Data records:
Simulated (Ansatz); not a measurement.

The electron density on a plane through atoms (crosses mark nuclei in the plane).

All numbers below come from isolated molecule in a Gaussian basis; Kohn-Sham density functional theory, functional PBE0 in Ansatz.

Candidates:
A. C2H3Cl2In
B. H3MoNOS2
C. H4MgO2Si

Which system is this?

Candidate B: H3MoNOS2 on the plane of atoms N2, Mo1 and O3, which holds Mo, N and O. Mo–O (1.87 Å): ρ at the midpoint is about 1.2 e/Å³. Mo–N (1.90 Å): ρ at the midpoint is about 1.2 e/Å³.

Work instruction:
Repeat, exactly as they stand above, the lines from the line with "B. H3MoNOS2" to the line with "Which system is this?", both lines included.

Expected answer:
B. H3MoNOS2
C. H4MgO2Si

Which system is this?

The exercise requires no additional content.